◇ ◇ ◇ ◇ ◇
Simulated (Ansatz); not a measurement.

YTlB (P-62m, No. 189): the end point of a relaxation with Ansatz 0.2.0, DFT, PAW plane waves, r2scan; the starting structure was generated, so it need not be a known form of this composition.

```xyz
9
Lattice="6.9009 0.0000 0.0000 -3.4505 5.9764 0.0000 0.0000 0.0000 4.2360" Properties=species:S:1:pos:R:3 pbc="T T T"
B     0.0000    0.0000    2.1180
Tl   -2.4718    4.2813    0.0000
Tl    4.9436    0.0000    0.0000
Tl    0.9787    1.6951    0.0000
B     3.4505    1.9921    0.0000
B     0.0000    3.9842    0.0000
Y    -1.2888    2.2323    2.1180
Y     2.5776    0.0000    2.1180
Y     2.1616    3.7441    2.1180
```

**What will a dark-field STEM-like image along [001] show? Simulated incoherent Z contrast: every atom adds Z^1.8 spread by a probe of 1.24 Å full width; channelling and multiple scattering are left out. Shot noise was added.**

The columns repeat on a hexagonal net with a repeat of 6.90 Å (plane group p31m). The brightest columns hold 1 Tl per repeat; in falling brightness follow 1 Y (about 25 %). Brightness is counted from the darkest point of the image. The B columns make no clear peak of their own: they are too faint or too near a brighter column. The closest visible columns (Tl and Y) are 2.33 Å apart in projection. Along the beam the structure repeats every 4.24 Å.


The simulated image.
◇ ◇ ◇ ◇ ◇

Work order: Repeat word for word the lines above that run from the line containing "YTlB (P-62m, No." through the line containing "The columns repeat", both ends included, and nothing else.

Result:
YTlB (P-62m, No. 189): the end point of a relaxation with Ansatz 0.2.0, DFT, PAW plane waves, r2scan; the starting structure was generated, so it need not be a known form of this composition.

```xyz
9
Lattice="6.9009 0.0000 0.0000 -3.4505 5.9764 0.0000 0.0000 0.0000 4.2360" Properties=species:S:1:pos:R:3 pbc="T T T"
B     0.0000    0.0000    2.1180
Tl   -2.4718    4.2813    0.0000
Tl    4.9436    0.0000    0.0000
Tl    0.9787    1.6951    0.0000
B     3.4505    1.9921    0.0000
B     0.0000    3.9842    0.0000
Y    -1.2888    2.2323    2.1180
Y     2.5776    0.0000    2.1180
Y     2.1616    3.7441    2.1180
```

**What will a dark-field STEM-like image along [001] show? Simulated incoherent Z contrast: every atom adds Z^1.8 spread by a probe of 1.24 Å full width; channelling and multiple scattering are left out. Shot noise was added.**

The columns repeat on a hexagonal net with a repeat of 6.90 Å (plane group p31m). The brightest columns hold 1 Tl per repeat; in falling brightness follow 1 Y (about 25 %). Brightness is counted from the darkest point of the image. The B columns make no clear peak of their own: they are too faint or too near a brighter column. The closest visible columns (Tl and Y) are 2.33 Å apart in projection. Along the beam the structure repeats every 4.24 Å.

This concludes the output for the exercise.